▸ Work item: All entries below are to be set down again, identical to the source.

▸ Records provided:
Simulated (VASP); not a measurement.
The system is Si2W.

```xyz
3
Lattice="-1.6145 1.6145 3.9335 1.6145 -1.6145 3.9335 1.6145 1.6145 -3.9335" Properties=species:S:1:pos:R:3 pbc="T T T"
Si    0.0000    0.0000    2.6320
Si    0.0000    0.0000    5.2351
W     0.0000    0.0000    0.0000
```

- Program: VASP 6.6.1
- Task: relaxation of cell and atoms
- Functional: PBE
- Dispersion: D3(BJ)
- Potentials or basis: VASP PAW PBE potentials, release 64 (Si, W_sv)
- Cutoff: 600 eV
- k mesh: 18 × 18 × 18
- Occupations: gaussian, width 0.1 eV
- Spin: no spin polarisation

▸ Task response:
Simulated (VASP); not a measurement.
The system is Si2W.

```xyz
3
Lattice="-1.6145 1.6145 3.9335 1.6145 -1.6145 3.9335 1.6145 1.6145 -3.9335" Properties=species:S:1:pos:R:3 pbc="T T T"
Si    0.0000    0.0000    2.6320
Si    0.0000    0.0000    5.2351
W     0.0000    0.0000    0.0000
```

- Program: VASP 6.6.1
- Task: relaxation of cell and atoms
- Functional: PBE
- Dispersion: D3(BJ)
- Potentials or basis: VASP PAW PBE potentials, release 64 (Si, W_sv)
- Cutoff: 600 eV
- k mesh: 18 × 18 × 18
- Occupations: gaussian, width 0.1 eV
- Spin: no spin polarisation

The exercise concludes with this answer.